=== Data ===
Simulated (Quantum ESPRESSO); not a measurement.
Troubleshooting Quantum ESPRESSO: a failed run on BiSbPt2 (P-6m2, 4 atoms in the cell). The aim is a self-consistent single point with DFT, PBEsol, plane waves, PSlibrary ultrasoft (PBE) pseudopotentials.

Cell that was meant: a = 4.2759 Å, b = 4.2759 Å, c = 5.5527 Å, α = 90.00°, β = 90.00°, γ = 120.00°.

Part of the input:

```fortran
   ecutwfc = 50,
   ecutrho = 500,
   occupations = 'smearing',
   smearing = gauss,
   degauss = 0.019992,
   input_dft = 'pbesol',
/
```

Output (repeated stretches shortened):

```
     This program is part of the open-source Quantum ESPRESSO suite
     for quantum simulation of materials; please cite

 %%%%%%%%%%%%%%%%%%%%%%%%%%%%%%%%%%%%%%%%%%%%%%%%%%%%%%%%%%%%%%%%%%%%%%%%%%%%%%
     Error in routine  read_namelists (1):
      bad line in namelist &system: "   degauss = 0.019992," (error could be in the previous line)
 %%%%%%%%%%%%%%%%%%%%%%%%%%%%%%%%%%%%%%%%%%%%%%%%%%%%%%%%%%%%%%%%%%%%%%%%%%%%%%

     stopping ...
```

=== Requirement ===
The expected response is every record, reproduced word for word.

=== Worked solution ===
Simulated (Quantum ESPRESSO); not a measurement.
Troubleshooting Quantum ESPRESSO: a failed run on BiSbPt2 (P-6m2, 4 atoms in the cell). The aim is a self-consistent single point with DFT, PBEsol, plane waves, PSlibrary ultrasoft (PBE) pseudopotentials.

Cell that was meant: a = 4.2759 Å, b = 4.2759 Å, c = 5.5527 Å, α = 90.00°, β = 90.00°, γ = 120.00°.

Part of the input:

```fortran
   ecutwfc = 50,
   ecutrho = 500,
   occupations = 'smearing',
   smearing = gauss,
   degauss = 0.019992,
   input_dft = 'pbesol',
/
```

Output (repeated stretches shortened):

```
     This program is part of the open-source Quantum ESPRESSO suite
     for quantum simulation of materials; please cite

 %%%%%%%%%%%%%%%%%%%%%%%%%%%%%%%%%%%%%%%%%%%%%%%%%%%%%%%%%%%%%%%%%%%%%%%%%%%%%%
     Error in routine  read_namelists (1):
      bad line in namelist &system: "   degauss = 0.019992," (error could be in the previous line)
 %%%%%%%%%%%%%%%%%%%%%%%%%%%%%%%%%%%%%%%%%%%%%%%%%%%%%%%%%%%%%%%%%%%%%%%%%%%%%%

     stopping ...
```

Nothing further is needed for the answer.